* * * * *

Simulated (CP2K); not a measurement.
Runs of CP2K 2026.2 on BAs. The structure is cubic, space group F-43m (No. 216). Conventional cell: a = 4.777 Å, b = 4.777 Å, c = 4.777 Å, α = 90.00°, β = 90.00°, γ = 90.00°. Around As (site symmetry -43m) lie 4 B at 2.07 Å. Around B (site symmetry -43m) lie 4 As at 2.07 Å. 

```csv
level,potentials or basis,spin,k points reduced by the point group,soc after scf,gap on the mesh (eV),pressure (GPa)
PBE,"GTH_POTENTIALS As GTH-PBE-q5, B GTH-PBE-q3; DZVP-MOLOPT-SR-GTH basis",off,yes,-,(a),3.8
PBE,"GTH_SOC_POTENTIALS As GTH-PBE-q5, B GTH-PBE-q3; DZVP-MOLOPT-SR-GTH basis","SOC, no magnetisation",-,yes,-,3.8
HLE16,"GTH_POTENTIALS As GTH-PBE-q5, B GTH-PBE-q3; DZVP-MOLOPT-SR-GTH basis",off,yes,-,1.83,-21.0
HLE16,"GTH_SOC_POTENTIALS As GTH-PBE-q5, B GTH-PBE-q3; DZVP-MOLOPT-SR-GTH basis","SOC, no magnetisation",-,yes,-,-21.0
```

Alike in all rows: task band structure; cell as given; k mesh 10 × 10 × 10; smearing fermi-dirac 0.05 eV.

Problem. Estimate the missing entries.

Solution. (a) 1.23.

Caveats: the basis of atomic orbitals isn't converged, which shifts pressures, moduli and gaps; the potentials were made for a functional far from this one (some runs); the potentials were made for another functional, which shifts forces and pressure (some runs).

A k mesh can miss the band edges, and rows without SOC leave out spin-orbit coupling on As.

* * * * *

- ASSIGNMENT
Give back the listing exactly, please, from its first line to the line containing "Caveats: the basis", inclusive, and nothing past that line.

- EXERCISE RESULT
Simulated (CP2K); not a measurement.
Runs of CP2K 2026.2 on BAs. The structure is cubic, space group F-43m (No. 216). Conventional cell: a = 4.777 Å, b = 4.777 Å, c = 4.777 Å, α = 90.00°, β = 90.00°, γ = 90.00°. Around As (site symmetry -43m) lie 4 B at 2.07 Å. Around B (site symmetry -43m) lie 4 As at 2.07 Å. 

```csv
level,potentials or basis,spin,k points reduced by the point group,soc after scf,gap on the mesh (eV),pressure (GPa)
PBE,"GTH_POTENTIALS As GTH-PBE-q5, B GTH-PBE-q3; DZVP-MOLOPT-SR-GTH basis",off,yes,-,(a),3.8
PBE,"GTH_SOC_POTENTIALS As GTH-PBE-q5, B GTH-PBE-q3; DZVP-MOLOPT-SR-GTH basis","SOC, no magnetisation",-,yes,-,3.8
HLE16,"GTH_POTENTIALS As GTH-PBE-q5, B GTH-PBE-q3; DZVP-MOLOPT-SR-GTH basis",off,yes,-,1.83,-21.0
HLE16,"GTH_SOC_POTENTIALS As GTH-PBE-q5, B GTH-PBE-q3; DZVP-MOLOPT-SR-GTH basis","SOC, no magnetisation",-,yes,-,-21.0
```

Alike in all rows: task band structure; cell as given; k mesh 10 × 10 × 10; smearing fermi-dirac 0.05 eV.

Problem. Estimate the missing entries.

Solution. (a) 1.23.

Caveats: the basis of atomic orbitals isn't converged, which shifts pressures, moduli and gaps; the potentials were made for a functional far from this one (some runs); the potentials were made for another functional, which shifts forces and pressure (some runs).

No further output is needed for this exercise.